**Assignment:**
Each line of the listing below, from the very first to the one that contains "## (1) The cell of the first run", is to be retyped exactly as it stands.

Start of Record extracts

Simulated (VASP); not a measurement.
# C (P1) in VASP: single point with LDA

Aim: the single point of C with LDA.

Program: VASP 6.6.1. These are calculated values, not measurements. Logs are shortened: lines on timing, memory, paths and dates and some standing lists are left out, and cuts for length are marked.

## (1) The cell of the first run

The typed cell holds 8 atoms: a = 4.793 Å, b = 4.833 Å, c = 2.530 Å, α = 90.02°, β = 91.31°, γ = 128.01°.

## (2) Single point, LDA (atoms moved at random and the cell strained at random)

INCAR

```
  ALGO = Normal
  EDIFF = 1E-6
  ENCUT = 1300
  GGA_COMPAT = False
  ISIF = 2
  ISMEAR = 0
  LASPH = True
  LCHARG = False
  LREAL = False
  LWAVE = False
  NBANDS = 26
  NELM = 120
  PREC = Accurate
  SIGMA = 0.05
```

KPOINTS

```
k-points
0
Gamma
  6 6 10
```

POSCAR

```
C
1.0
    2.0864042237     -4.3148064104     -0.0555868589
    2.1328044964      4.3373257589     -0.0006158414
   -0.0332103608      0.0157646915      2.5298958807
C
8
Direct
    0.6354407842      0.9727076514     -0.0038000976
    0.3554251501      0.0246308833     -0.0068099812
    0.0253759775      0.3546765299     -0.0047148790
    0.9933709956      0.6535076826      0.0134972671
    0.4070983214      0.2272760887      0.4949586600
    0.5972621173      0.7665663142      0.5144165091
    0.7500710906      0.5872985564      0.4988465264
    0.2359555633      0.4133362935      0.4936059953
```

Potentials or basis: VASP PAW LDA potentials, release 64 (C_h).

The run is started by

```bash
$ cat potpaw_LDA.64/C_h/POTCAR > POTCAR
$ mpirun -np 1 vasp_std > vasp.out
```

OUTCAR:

End of Record extracts

**Written solution:**
Simulated (VASP); not a measurement.
# C (P1) in VASP: single point with LDA

Aim: the single point of C with LDA.

Program: VASP 6.6.1. These are calculated values, not measurements. Logs are shortened: lines on timing, memory, paths and dates and some standing lists are left out, and cuts for length are marked.

## (1) The cell of the first run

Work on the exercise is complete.